Write out the listing below exactly, beginning at its first line and ending with the line that contains "AM1 to PM7: differences".

_ _ _

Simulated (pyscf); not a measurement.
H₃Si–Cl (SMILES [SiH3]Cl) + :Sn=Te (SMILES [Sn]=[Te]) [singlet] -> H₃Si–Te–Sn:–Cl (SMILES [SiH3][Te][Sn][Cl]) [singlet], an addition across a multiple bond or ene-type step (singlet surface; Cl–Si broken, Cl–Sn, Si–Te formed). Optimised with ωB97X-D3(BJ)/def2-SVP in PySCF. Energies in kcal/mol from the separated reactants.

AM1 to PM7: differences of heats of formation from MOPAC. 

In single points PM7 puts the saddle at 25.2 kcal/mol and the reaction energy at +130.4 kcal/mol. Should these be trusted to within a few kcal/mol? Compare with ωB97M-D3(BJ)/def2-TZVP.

_ _ _

### WRITTEN REPLY
Simulated (pyscf); not a measurement.
H₃Si–Cl (SMILES [SiH3]Cl) + :Sn=Te (SMILES [Sn]=[Te]) [singlet] -> H₃Si–Te–Sn:–Cl (SMILES [SiH3][Te][Sn][Cl]) [singlet], an addition across a multiple bond or ene-type step (singlet surface; Cl–Si broken, Cl–Sn, Si–Te formed). Optimised with ωB97X-D3(BJ)/def2-SVP in PySCF. Energies in kcal/mol from the separated reactants.

AM1 to PM7: differences of heats of formation from MOPAC. 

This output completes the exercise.